* [WORK TASK] After repeating the line containing "Question: Fill in", stop; until then, repeat each line of the listing below exactly, starting with the first.

>>>

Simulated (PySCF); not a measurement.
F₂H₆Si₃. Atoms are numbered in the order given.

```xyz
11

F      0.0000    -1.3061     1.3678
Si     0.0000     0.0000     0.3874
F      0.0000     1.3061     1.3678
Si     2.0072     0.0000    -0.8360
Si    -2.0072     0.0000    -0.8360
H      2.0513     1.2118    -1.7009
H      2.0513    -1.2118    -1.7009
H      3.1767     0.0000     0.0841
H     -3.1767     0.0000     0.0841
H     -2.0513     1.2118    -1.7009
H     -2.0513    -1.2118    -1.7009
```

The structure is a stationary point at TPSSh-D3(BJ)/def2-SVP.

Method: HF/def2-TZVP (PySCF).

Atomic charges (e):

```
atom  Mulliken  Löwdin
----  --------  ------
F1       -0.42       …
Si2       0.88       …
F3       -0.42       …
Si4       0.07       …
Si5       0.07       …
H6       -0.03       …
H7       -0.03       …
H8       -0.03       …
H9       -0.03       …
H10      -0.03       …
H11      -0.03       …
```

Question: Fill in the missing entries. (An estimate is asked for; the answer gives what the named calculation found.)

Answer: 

<<<

* [SOLUTION]
Simulated (PySCF); not a measurement.
F₂H₆Si₃. Atoms are numbered in the order given.

```xyz
11

F      0.0000    -1.3061     1.3678
Si     0.0000     0.0000     0.3874
F      0.0000     1.3061     1.3678
Si     2.0072     0.0000    -0.8360
Si    -2.0072     0.0000    -0.8360
H      2.0513     1.2118    -1.7009
H      2.0513    -1.2118    -1.7009
H      3.1767     0.0000     0.0841
H     -3.1767     0.0000     0.0841
H     -2.0513     1.2118    -1.7009
H     -2.0513    -1.2118    -1.7009
```

The structure is a stationary point at TPSSh-D3(BJ)/def2-SVP.

Method: HF/def2-TZVP (PySCF).

Atomic charges (e):

```
atom  Mulliken  Löwdin
----  --------  ------
F1       -0.42       …
Si2       0.88       …
F3       -0.42       …
Si4       0.07       …
Si5       0.07       …
H6       -0.03       …
H7       -0.03       …
H8       -0.03       …
H9       -0.03       …
H10      -0.03       …
H11      -0.03       …
```

Question: Fill in the missing entries. (An estimate is asked for; the answer gives what the named calculation found.)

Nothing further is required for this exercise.